BRIEF: Lines from the start of the data through the line containing "Ground-to-excited transition dipoles" must be given again exactly. Leave the others out.

(RECORD EXTRACTS Opens)

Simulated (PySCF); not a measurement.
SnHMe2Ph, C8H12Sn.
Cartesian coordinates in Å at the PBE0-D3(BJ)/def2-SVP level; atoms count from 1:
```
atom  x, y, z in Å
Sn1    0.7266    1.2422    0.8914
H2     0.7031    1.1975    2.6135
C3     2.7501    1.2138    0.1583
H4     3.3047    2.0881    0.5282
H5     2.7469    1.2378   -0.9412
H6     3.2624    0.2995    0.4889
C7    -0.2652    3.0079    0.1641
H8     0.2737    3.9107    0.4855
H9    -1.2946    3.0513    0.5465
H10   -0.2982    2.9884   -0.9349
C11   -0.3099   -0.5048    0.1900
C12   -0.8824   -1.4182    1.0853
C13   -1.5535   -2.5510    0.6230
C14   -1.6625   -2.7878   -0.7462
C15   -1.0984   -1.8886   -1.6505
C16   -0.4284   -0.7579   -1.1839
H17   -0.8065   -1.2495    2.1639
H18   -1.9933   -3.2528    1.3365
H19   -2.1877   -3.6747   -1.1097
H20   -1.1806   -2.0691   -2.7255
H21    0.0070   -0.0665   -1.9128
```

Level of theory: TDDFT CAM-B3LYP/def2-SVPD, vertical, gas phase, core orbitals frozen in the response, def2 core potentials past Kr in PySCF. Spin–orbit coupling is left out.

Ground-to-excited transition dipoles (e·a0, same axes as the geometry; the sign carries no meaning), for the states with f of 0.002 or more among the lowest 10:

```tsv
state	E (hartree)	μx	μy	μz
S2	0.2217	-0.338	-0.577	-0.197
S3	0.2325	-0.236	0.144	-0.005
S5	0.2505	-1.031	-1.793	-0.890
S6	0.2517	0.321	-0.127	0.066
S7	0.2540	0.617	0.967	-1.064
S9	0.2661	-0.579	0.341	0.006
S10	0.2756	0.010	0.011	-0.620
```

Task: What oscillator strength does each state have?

(RECORD EXTRACTS Closes)

TASK OUTPUT:
Simulated (PySCF); not a measurement.
SnHMe2Ph, C8H12Sn.
Cartesian coordinates in Å at the PBE0-D3(BJ)/def2-SVP level; atoms count from 1:
```
atom  x, y, z in Å
Sn1    0.7266    1.2422    0.8914
H2     0.7031    1.1975    2.6135
C3     2.7501    1.2138    0.1583
H4     3.3047    2.0881    0.5282
H5     2.7469    1.2378   -0.9412
H6     3.2624    0.2995    0.4889
C7    -0.2652    3.0079    0.1641
H8     0.2737    3.9107    0.4855
H9    -1.2946    3.0513    0.5465
H10   -0.2982    2.9884   -0.9349
C11   -0.3099   -0.5048    0.1900
C12   -0.8824   -1.4182    1.0853
C13   -1.5535   -2.5510    0.6230
C14   -1.6625   -2.7878   -0.7462
C15   -1.0984   -1.8886   -1.6505
C16   -0.4284   -0.7579   -1.1839
H17   -0.8065   -1.2495    2.1639
H18   -1.9933   -3.2528    1.3365
H19   -2.1877   -3.6747   -1.1097
H20   -1.1806   -2.0691   -2.7255
H21    0.0070   -0.0665   -1.9128
```

Level of theory: TDDFT CAM-B3LYP/def2-SVPD, vertical, gas phase, core orbitals frozen in the response, def2 core potentials past Kr in PySCF. Spin–orbit coupling is left out.

Ground-to-excited transition dipoles (e·a0, same axes as the geometry; the sign carries no meaning), for the states with f of 0.002 or more among the lowest 10:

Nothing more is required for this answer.